Work order - Print the records below exactly, leaving out nothing.

Dataset excerpts -
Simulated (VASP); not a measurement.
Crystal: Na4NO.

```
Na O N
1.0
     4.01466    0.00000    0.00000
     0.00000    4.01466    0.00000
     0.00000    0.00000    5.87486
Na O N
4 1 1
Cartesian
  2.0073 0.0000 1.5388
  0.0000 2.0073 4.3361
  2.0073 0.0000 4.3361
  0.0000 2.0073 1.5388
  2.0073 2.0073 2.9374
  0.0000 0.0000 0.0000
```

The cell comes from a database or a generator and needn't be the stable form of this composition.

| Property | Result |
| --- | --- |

Your response -
Simulated (VASP); not a measurement.
Crystal: Na4NO.

```
Na O N
1.0
     4.01466    0.00000    0.00000
     0.00000    4.01466    0.00000
     0.00000    0.00000    5.87486
Na O N
4 1 1
Cartesian
  2.0073 0.0000 1.5388
  0.0000 2.0073 4.3361
  2.0073 0.0000 4.3361
  0.0000 2.0073 1.5388
  2.0073 2.0073 2.9374
  0.0000 0.0000 0.0000
```

The cell comes from a database or a generator and needn't be the stable form of this composition.

| Property | Result |
| --- | --- |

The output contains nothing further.